Task item :: Once the line containing "- Spin: no spin polarisation" has been printed, stop; print every line before it exactly, starting at the top of the material below.

Given information ::
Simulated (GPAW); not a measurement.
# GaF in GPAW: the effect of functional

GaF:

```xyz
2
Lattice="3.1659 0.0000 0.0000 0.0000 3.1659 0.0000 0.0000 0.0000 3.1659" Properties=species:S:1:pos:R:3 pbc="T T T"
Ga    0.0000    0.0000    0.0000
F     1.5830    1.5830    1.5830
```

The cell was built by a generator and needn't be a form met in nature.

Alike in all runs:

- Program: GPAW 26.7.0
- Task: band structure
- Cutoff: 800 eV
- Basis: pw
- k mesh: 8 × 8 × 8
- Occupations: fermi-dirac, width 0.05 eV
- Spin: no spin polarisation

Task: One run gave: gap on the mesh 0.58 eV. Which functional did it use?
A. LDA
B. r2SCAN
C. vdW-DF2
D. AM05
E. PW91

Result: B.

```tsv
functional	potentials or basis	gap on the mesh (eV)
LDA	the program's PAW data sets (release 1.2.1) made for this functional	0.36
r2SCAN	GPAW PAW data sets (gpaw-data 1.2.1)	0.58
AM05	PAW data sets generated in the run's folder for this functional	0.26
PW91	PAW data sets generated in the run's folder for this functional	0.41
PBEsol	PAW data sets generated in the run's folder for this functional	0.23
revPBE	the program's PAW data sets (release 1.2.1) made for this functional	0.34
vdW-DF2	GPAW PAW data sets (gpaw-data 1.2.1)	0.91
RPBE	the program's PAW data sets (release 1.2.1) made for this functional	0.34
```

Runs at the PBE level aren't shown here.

Task result ::
Simulated (GPAW); not a measurement.
# GaF in GPAW: the effect of functional

GaF:

```xyz
2
Lattice="3.1659 0.0000 0.0000 0.0000 3.1659 0.0000 0.0000 0.0000 3.1659" Properties=species:S:1:pos:R:3 pbc="T T T"
Ga    0.0000    0.0000    0.0000
F     1.5830    1.5830    1.5830
```

The cell was built by a generator and needn't be a form met in nature.

Alike in all runs:

- Program: GPAW 26.7.0
- Task: band structure
- Cutoff: 800 eV
- Basis: pw
- k mesh: 8 × 8 × 8
- Occupations: fermi-dirac, width 0.05 eV
- Spin: no spin polarisation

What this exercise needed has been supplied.